*Supplied entries*.
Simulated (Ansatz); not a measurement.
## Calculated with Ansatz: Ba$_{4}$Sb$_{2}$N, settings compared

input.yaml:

*Work request*. Write out all of the records exactly as they stand above.

*Response box*.
Simulated (Ansatz); not a measurement.
## Calculated with Ansatz: Ba$_{4}$Sb$_{2}$N, settings compared

input.yaml:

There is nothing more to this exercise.